--- WORK ORDER ---
Each record below needs to be retyped exactly.

=== Begin Enclosure ===
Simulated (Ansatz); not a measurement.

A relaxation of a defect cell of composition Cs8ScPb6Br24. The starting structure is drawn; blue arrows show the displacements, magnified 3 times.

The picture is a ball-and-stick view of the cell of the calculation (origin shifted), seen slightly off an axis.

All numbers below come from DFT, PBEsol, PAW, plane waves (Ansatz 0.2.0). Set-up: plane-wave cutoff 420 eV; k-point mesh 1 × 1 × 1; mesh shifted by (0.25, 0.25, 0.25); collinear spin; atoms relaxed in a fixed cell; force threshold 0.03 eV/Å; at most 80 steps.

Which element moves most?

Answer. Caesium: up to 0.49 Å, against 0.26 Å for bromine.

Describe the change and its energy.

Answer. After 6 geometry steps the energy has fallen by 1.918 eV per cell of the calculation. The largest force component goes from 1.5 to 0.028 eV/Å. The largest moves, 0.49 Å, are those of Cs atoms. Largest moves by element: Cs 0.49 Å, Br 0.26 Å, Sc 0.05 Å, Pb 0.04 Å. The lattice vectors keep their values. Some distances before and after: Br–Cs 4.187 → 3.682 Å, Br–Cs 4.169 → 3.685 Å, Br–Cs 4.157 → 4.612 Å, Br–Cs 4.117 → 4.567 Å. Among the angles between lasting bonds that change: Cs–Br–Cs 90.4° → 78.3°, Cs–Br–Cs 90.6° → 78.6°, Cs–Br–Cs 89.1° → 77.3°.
=== End Enclosure ===

--- EXERCISE OUTPUT ---
Simulated (Ansatz); not a measurement.

A relaxation of a defect cell of composition Cs8ScPb6Br24. The starting structure is drawn; blue arrows show the displacements, magnified 3 times.

The picture is a ball-and-stick view of the cell of the calculation (origin shifted), seen slightly off an axis.

All numbers below come from DFT, PBEsol, PAW, plane waves (Ansatz 0.2.0). Set-up: plane-wave cutoff 420 eV; k-point mesh 1 × 1 × 1; mesh shifted by (0.25, 0.25, 0.25); collinear spin; atoms relaxed in a fixed cell; force threshold 0.03 eV/Å; at most 80 steps.

Which element moves most?

Answer. Caesium: up to 0.49 Å, against 0.26 Å for bromine.

Describe the change and its energy.

Answer. After 6 geometry steps the energy has fallen by 1.918 eV per cell of the calculation. The largest force component goes from 1.5 to 0.028 eV/Å. The largest moves, 0.49 Å, are those of Cs atoms. Largest moves by element: Cs 0.49 Å, Br 0.26 Å, Sc 0.05 Å, Pb 0.04 Å. The lattice vectors keep their values. Some distances before and after: Br–Cs 4.187 → 3.682 Å, Br–Cs 4.169 → 3.685 Å, Br–Cs 4.157 → 4.612 Å, Br–Cs 4.117 → 4.567 Å. Among the angles between lasting bonds that change: Cs–Br–Cs 90.4° → 78.3°, Cs–Br–Cs 90.6° → 78.6°, Cs–Br–Cs 89.1° → 77.3°.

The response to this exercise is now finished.